───── Excerpted records ─────
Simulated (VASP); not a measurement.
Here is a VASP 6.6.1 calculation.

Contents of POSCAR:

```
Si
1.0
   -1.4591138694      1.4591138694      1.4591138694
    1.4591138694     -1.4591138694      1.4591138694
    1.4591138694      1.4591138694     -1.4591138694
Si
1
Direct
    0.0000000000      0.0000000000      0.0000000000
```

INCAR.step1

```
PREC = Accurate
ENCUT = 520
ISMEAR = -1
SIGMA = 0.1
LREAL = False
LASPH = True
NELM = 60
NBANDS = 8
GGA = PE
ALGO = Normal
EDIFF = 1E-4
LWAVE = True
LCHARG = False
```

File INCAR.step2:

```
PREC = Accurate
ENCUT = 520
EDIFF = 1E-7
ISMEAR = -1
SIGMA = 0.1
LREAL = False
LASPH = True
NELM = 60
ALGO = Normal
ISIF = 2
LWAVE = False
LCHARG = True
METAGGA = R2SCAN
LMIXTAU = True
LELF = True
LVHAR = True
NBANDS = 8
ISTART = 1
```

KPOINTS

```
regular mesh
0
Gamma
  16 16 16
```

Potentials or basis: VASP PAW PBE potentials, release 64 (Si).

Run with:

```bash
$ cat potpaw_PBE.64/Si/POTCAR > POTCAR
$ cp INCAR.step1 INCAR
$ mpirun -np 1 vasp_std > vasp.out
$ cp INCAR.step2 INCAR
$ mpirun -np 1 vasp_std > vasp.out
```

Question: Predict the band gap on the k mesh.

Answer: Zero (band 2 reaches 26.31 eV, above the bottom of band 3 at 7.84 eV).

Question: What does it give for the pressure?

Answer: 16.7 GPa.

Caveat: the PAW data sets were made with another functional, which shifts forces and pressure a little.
─────

▶ Work item
Only one stretch of the records above is wanted: the lines between the one holding "Question: Predict the band gap on the k mesh." and the one holding "Answer: 16.7 GPa.", inclusive, reproduced exactly.

▶ Task result
Question: Predict the band gap on the k mesh.

Answer: Zero (band 2 reaches 26.31 eV, above the bottom of band 3 at 7.84 eV).

Question: What does it give for the pressure?

Answer: 16.7 GPa.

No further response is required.